Record extracts ▸
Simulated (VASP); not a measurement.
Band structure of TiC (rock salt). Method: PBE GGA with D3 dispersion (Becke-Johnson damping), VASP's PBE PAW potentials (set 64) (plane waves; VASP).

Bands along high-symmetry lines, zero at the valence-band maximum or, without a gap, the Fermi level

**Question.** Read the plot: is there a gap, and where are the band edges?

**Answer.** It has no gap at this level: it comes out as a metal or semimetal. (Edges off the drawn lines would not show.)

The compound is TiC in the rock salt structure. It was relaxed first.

Work task ▸
Nothing but an exact transcription of the records is expected.

Exercise output ▸
Simulated (VASP); not a measurement.
Band structure of TiC (rock salt). Method: PBE GGA with D3 dispersion (Becke-Johnson damping), VASP's PBE PAW potentials (set 64) (plane waves; VASP).

Bands along high-symmetry lines, zero at the valence-band maximum or, without a gap, the Fermi level

**Question.** Read the plot: is there a gap, and where are the band edges?

**Answer.** It has no gap at this level: it comes out as a metal or semimetal. (Edges off the drawn lines would not show.)

The compound is TiC in the rock salt structure. It was relaxed first.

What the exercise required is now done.